> _Information shown_
- - - - - - -

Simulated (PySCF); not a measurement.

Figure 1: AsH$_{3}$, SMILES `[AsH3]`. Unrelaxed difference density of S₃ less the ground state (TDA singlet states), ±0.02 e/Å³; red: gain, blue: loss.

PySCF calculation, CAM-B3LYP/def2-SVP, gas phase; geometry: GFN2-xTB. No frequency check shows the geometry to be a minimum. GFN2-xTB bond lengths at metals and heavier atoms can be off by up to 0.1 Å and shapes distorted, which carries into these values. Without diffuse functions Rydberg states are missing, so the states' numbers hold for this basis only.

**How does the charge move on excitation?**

- - - - - - -

> _Work request_
The whole of the data must be given again, exactly as shown.

> _Task result_
Simulated (PySCF); not a measurement.

Figure 1: AsH$_{3}$, SMILES `[AsH3]`. Unrelaxed difference density of S₃ less the ground state (TDA singlet states), ±0.02 e/Å³; red: gain, blue: loss.

PySCF calculation, CAM-B3LYP/def2-SVP, gas phase; geometry: GFN2-xTB. No frequency check shows the geometry to be a minimum. GFN2-xTB bond lengths at metals and heavier atoms can be off by up to 0.1 Å and shapes distorted, which carries into these values. Without diffuse functions Rydberg states are missing, so the states' numbers hold for this basis only.

**How does the charge move on excitation?**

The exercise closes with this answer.